What appears in the data must be reproduced exactly.

** Opening DATASET RECORDS block **
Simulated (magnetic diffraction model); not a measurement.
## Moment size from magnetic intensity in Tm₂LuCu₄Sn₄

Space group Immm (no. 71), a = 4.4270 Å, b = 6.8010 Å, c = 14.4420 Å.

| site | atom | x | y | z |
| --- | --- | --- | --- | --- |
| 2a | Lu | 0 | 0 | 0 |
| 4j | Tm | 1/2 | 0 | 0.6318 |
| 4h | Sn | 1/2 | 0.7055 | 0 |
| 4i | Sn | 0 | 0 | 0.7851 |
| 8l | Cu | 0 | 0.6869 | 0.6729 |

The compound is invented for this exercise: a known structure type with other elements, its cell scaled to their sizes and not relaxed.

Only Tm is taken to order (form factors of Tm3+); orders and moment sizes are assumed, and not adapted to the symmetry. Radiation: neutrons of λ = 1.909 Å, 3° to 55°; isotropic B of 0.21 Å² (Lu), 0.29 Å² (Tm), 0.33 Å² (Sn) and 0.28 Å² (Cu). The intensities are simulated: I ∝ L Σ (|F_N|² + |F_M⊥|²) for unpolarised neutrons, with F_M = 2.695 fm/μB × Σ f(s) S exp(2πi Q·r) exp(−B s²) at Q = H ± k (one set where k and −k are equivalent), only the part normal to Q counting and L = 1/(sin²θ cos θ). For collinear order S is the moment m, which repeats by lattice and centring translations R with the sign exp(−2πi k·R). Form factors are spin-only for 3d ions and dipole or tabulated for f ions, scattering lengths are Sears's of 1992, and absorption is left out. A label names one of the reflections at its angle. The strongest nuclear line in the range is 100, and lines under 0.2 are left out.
** Closing DATASET RECORDS block **

• **WRITTEN RESPONSE**
Simulated (magnetic diffraction model); not a measurement.
## Moment size from magnetic intensity in Tm₂LuCu₄Sn₄

Space group Immm (no. 71), a = 4.4270 Å, b = 6.8010 Å, c = 14.4420 Å.

| site | atom | x | y | z |
| --- | --- | --- | --- | --- |
| 2a | Lu | 0 | 0 | 0 |
| 4j | Tm | 1/2 | 0 | 0.6318 |
| 4h | Sn | 1/2 | 0.7055 | 0 |
| 4i | Sn | 0 | 0 | 0.7851 |
| 8l | Cu | 0 | 0.6869 | 0.6729 |

The compound is invented for this exercise: a known structure type with other elements, its cell scaled to their sizes and not relaxed.

Only Tm is taken to order (form factors of Tm3+); orders and moment sizes are assumed, and not adapted to the symmetry. Radiation: neutrons of λ = 1.909 Å, 3° to 55°; isotropic B of 0.21 Å² (Lu), 0.29 Å² (Tm), 0.33 Å² (Sn) and 0.28 Å² (Cu). The intensities are simulated: I ∝ L Σ (|F_N|² + |F_M⊥|²) for unpolarised neutrons, with F_M = 2.695 fm/μB × Σ f(s) S exp(2πi Q·r) exp(−B s²) at Q = H ± k (one set where k and −k are equivalent), only the part normal to Q counting and L = 1/(sin²θ cos θ). For collinear order S is the moment m, which repeats by lattice and centring translations R with the sign exp(−2πi k·R). Form factors are spin-only for 3d ions and dipole or tabulated for f ions, scattering lengths are Sears's of 1992, and absorption is left out. A label names one of the reflections at its angle. The strongest nuclear line in the range is 100, and lines under 0.2 are left out.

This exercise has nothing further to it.